**WORK REQUEST:** Every single entry must be reproduced precisely.

**PROVIDED MATERIAL:**
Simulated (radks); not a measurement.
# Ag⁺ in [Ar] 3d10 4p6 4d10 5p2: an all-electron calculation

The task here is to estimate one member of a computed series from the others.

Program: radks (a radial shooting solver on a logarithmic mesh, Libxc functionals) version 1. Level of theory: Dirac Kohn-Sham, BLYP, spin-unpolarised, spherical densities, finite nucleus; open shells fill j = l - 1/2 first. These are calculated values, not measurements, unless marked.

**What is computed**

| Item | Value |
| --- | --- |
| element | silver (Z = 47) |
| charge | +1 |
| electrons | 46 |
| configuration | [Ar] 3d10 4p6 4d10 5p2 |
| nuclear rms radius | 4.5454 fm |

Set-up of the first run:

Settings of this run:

**ANSWER SPACE:**
Simulated (radks); not a measurement.
# Ag⁺ in [Ar] 3d10 4p6 4d10 5p2: an all-electron calculation

The task here is to estimate one member of a computed series from the others.

Program: radks (a radial shooting solver on a logarithmic mesh, Libxc functionals) version 1. Level of theory: Dirac Kohn-Sham, BLYP, spin-unpolarised, spherical densities, finite nucleus; open shells fill j = l - 1/2 first. These are calculated values, not measurements, unless marked.

**What is computed**

| Item | Value |
| --- | --- |
| element | silver (Z = 47) |
| charge | +1 |
| electrons | 46 |
| configuration | [Ar] 3d10 4p6 4d10 5p2 |
| nuclear rms radius | 4.5454 fm |

Set-up of the first run:

Settings of this run:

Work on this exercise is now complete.